+ + +

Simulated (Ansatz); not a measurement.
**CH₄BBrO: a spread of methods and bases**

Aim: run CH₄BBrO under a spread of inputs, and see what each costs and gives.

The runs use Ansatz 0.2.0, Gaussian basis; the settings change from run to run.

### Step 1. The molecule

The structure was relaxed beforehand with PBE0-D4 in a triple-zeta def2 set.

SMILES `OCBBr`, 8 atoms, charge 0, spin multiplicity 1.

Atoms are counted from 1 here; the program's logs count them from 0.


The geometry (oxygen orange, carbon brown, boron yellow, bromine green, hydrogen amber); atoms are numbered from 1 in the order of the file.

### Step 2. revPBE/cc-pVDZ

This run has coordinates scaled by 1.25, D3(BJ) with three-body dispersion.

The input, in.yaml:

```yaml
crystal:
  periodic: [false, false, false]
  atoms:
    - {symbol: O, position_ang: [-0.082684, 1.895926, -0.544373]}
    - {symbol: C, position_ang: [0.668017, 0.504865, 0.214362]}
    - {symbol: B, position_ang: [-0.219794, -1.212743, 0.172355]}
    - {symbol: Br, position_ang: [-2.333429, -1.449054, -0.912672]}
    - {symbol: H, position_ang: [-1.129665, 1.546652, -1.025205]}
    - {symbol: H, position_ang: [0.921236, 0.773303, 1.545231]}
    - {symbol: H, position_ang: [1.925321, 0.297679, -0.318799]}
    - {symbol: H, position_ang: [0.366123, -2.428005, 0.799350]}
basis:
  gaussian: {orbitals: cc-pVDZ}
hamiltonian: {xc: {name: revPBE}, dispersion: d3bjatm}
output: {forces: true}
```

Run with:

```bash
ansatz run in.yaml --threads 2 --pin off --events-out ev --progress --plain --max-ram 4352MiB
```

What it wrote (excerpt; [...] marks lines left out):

+ + +

▸ **Work order**:
Return the entries above unchanged, starting at the first line and stopping after the line with "spin multiplicity 1.".

▸ **Written solution**:
Simulated (Ansatz); not a measurement.
**CH₄BBrO: a spread of methods and bases**

Aim: run CH₄BBrO under a spread of inputs, and see what each costs and gives.

The runs use Ansatz 0.2.0, Gaussian basis; the settings change from run to run.

### Step 1. The molecule

The structure was relaxed beforehand with PBE0-D4 in a triple-zeta def2 set.

SMILES `OCBBr`, 8 atoms, charge 0, spin multiplicity 1.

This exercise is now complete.